## Work order
Print out every record below, exactly as written.

## Record set
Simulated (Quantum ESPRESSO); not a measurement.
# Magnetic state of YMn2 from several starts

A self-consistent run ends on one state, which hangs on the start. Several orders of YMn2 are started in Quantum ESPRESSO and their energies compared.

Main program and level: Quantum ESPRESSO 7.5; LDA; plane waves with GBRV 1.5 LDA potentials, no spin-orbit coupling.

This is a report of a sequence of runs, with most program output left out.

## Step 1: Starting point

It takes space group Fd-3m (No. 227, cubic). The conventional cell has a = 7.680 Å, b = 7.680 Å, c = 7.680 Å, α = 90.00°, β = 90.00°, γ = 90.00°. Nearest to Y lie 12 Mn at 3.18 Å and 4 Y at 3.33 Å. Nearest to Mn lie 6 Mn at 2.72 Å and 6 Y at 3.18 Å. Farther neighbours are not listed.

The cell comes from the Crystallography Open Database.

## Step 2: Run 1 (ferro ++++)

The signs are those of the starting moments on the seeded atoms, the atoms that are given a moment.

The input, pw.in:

## Exercise answer
Simulated (Quantum ESPRESSO); not a measurement.
# Magnetic state of YMn2 from several starts

A self-consistent run ends on one state, which hangs on the start. Several orders of YMn2 are started in Quantum ESPRESSO and their energies compared.

Main program and level: Quantum ESPRESSO 7.5; LDA; plane waves with GBRV 1.5 LDA potentials, no spin-orbit coupling.

This is a report of a sequence of runs, with most program output left out.

## Step 1: Starting point

It takes space group Fd-3m (No. 227, cubic). The conventional cell has a = 7.680 Å, b = 7.680 Å, c = 7.680 Å, α = 90.00°, β = 90.00°, γ = 90.00°. Nearest to Y lie 12 Mn at 3.18 Å and 4 Y at 3.33 Å. Nearest to Mn lie 6 Mn at 2.72 Å and 6 Y at 3.18 Å. Farther neighbours are not listed.

The cell comes from the Crystallography Open Database.

## Step 2: Run 1 (ferro ++++)

The signs are those of the starting moments on the seeded atoms, the atoms that are given a moment.

The input, pw.in:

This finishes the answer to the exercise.